- **Work task**: Using the records below, repeat exactly the lines from the one holding "correction | no |" through the one holding "These files were", both ends included, and no others.

- **Extracted data**:
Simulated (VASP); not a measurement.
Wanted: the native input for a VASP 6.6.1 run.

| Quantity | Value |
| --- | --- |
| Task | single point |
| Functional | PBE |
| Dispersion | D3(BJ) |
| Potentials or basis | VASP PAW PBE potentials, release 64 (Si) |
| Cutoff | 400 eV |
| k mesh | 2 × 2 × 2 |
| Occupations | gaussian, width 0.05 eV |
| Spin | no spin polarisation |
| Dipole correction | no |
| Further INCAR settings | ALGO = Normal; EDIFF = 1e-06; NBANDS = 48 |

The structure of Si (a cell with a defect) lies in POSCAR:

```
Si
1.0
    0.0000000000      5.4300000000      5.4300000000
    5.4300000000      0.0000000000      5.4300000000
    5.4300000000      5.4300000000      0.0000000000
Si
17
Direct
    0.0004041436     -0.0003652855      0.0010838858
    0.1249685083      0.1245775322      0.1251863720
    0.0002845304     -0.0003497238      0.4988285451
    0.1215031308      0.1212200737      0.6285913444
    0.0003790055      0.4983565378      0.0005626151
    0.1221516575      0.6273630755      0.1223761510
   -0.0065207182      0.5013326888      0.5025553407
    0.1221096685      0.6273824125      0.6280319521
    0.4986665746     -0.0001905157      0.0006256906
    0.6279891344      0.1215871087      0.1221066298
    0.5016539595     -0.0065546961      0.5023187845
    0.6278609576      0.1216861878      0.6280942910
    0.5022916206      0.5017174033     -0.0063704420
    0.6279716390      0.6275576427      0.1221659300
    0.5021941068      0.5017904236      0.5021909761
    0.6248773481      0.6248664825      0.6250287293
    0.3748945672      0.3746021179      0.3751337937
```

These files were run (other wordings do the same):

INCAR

- **Response**:
| Dipole correction | no |
| Further INCAR settings | ALGO = Normal; EDIFF = 1e-06; NBANDS = 48 |

The structure of Si (a cell with a defect) lies in POSCAR:

```
Si
1.0
    0.0000000000      5.4300000000      5.4300000000
    5.4300000000      0.0000000000      5.4300000000
    5.4300000000      5.4300000000      0.0000000000
Si
17
Direct
    0.0004041436     -0.0003652855      0.0010838858
    0.1249685083      0.1245775322      0.1251863720
    0.0002845304     -0.0003497238      0.4988285451
    0.1215031308      0.1212200737      0.6285913444
    0.0003790055      0.4983565378      0.0005626151
    0.1221516575      0.6273630755      0.1223761510
   -0.0065207182      0.5013326888      0.5025553407
    0.1221096685      0.6273824125      0.6280319521
    0.4986665746     -0.0001905157      0.0006256906
    0.6279891344      0.1215871087      0.1221066298
    0.5016539595     -0.0065546961      0.5023187845
    0.6278609576      0.1216861878      0.6280942910
    0.5022916206      0.5017174033     -0.0063704420
    0.6279716390      0.6275576427      0.1221659300
    0.5021941068      0.5017904236      0.5021909761
    0.6248773481      0.6248664825      0.6250287293
    0.3748945672      0.3746021179      0.3751337937
```

These files were run (other wordings do the same):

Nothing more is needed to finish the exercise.